▸ **INFORMATION**
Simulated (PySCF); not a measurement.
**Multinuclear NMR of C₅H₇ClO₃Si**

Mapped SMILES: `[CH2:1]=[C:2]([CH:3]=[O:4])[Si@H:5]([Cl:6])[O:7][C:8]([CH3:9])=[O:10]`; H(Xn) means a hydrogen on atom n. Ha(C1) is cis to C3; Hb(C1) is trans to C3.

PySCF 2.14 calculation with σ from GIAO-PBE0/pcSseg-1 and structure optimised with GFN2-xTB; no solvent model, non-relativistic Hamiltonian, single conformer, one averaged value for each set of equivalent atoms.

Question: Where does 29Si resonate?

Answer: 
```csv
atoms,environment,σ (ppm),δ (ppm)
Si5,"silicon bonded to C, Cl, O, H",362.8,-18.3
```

▸ **ASSIGNED TASK**
Quote the records from their first line to the line with "trans to C3.", inclusive, without adding or dropping anything.

▸ **EXERCISE OUTPUT**
Simulated (PySCF); not a measurement.
**Multinuclear NMR of C₅H₇ClO₃Si**

Mapped SMILES: `[CH2:1]=[C:2]([CH:3]=[O:4])[Si@H:5]([Cl:6])[O:7][C:8]([CH3:9])=[O:10]`; H(Xn) means a hydrogen on atom n. Ha(C1) is cis to C3; Hb(C1) is trans to C3.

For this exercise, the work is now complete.